» **Work task**: From the line that contains "A run of VASP 6.6.1 is set up as follows." through the line that contains "(2) 2.89 eV, indirect", output every line of the listing below exactly and leave out all the rest.

» **Provided material**:
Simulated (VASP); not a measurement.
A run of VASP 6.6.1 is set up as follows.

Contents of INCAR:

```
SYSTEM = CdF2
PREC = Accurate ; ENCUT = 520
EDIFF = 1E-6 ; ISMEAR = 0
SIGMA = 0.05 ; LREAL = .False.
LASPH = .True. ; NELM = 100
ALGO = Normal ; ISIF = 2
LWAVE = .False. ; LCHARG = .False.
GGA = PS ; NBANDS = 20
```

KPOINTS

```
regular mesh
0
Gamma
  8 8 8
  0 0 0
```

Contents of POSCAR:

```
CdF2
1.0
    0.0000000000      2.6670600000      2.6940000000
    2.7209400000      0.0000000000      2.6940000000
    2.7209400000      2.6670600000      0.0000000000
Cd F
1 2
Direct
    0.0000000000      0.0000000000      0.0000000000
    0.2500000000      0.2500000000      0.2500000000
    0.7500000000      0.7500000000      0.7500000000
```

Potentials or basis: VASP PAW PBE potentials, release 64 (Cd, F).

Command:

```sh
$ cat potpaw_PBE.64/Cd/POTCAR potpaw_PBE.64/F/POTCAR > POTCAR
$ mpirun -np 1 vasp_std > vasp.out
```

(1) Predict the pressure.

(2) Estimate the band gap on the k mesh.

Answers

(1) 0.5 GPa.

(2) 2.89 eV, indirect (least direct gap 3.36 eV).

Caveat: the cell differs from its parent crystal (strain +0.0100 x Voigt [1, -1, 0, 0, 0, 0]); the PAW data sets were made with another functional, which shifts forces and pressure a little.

» **Written solution**:
A run of VASP 6.6.1 is set up as follows.

Contents of INCAR:

```
SYSTEM = CdF2
PREC = Accurate ; ENCUT = 520
EDIFF = 1E-6 ; ISMEAR = 0
SIGMA = 0.05 ; LREAL = .False.
LASPH = .True. ; NELM = 100
ALGO = Normal ; ISIF = 2
LWAVE = .False. ; LCHARG = .False.
GGA = PS ; NBANDS = 20
```

KPOINTS

```
regular mesh
0
Gamma
  8 8 8
  0 0 0
```

Contents of POSCAR:

```
CdF2
1.0
    0.0000000000      2.6670600000      2.6940000000
    2.7209400000      0.0000000000      2.6940000000
    2.7209400000      2.6670600000      0.0000000000
Cd F
1 2
Direct
    0.0000000000      0.0000000000      0.0000000000
    0.2500000000      0.2500000000      0.2500000000
    0.7500000000      0.7500000000      0.7500000000
```

Potentials or basis: VASP PAW PBE potentials, release 64 (Cd, F).

Command:

```sh
$ cat potpaw_PBE.64/Cd/POTCAR potpaw_PBE.64/F/POTCAR > POTCAR
$ mpirun -np 1 vasp_std > vasp.out
```

(1) Predict the pressure.

(2) Estimate the band gap on the k mesh.

Answers

(1) 0.5 GPa.

(2) 2.89 eV, indirect (least direct gap 3.36 eV).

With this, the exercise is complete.